Work instruction: From the opening line of the records through the line bearing "- k mesh: 2 × 2 × 2, shifted", set down every line exactly.

○ ○ ○ ○ ○ ○ ○

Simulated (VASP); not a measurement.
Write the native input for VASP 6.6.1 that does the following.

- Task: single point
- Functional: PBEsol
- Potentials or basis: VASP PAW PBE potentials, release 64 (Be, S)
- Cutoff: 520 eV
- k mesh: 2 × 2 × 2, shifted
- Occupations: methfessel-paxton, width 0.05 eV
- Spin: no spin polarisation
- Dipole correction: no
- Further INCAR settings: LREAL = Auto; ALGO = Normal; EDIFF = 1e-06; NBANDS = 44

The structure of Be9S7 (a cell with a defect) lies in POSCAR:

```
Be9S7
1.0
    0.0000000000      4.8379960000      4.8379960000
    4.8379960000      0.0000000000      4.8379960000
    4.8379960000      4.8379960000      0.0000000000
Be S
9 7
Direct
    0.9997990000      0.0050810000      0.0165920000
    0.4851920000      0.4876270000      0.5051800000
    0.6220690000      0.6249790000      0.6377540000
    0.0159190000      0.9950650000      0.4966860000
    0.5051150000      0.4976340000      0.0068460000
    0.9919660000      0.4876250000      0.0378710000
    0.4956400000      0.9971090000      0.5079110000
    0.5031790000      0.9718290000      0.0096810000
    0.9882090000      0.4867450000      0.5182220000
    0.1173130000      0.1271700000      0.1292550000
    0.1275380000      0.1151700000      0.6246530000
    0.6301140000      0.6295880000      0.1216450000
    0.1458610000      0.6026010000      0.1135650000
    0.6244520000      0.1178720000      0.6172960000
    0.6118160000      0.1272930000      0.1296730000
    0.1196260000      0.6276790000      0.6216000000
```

○ ○ ○ ○ ○ ○ ○

Solution:
Simulated (VASP); not a measurement.
Write the native input for VASP 6.6.1 that does the following.

- Task: single point
- Functional: PBEsol
- Potentials or basis: VASP PAW PBE potentials, release 64 (Be, S)
- Cutoff: 520 eV
- k mesh: 2 × 2 × 2, shifted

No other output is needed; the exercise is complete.